Copy each line of the listing below exactly.

***** RECORDED DATA *****

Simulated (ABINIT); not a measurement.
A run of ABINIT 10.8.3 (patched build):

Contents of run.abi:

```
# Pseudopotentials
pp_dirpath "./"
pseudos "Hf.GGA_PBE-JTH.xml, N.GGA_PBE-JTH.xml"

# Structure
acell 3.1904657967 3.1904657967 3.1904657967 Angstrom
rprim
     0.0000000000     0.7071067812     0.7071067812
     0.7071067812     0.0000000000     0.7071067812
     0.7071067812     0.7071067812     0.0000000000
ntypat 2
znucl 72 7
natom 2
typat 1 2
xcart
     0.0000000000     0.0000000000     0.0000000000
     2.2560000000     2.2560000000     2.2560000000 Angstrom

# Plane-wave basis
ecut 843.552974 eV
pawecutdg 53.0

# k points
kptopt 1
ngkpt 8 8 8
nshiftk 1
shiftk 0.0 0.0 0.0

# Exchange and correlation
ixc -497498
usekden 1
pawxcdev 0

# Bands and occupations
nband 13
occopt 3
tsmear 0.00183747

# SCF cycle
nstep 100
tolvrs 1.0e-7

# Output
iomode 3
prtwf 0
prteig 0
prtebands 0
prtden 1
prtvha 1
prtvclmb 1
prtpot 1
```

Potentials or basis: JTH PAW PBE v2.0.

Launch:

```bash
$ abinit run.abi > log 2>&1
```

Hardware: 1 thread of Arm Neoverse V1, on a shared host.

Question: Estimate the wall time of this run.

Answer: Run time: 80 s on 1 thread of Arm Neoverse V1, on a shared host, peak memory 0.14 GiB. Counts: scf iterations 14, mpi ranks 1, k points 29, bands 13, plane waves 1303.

*****

### WRITTEN SOLUTION
Simulated (ABINIT); not a measurement.
A run of ABINIT 10.8.3 (patched build):

Contents of run.abi:

```
# Pseudopotentials
pp_dirpath "./"
pseudos "Hf.GGA_PBE-JTH.xml, N.GGA_PBE-JTH.xml"

# Structure
acell 3.1904657967 3.1904657967 3.1904657967 Angstrom
rprim
     0.0000000000     0.7071067812     0.7071067812
     0.7071067812     0.0000000000     0.7071067812
     0.7071067812     0.7071067812     0.0000000000
ntypat 2
znucl 72 7
natom 2
typat 1 2
xcart
     0.0000000000     0.0000000000     0.0000000000
     2.2560000000     2.2560000000     2.2560000000 Angstrom

# Plane-wave basis
ecut 843.552974 eV
pawecutdg 53.0

# k points
kptopt 1
ngkpt 8 8 8
nshiftk 1
shiftk 0.0 0.0 0.0

# Exchange and correlation
ixc -497498
usekden 1
pawxcdev 0

# Bands and occupations
nband 13
occopt 3
tsmear 0.00183747

# SCF cycle
nstep 100
tolvrs 1.0e-7

# Output
iomode 3
prtwf 0
prteig 0
prtebands 0
prtden 1
prtvha 1
prtvclmb 1
prtpot 1
```

Potentials or basis: JTH PAW PBE v2.0.

Launch:

```bash
$ abinit run.abi > log 2>&1
```

Hardware: 1 thread of Arm Neoverse V1, on a shared host.

Question: Estimate the wall time of this run.

Answer: Run time: 80 s on 1 thread of Arm Neoverse V1, on a shared host, peak memory 0.14 GiB. Counts: scf iterations 14, mpi ranks 1, k points 29, bands 13, plane waves 1303.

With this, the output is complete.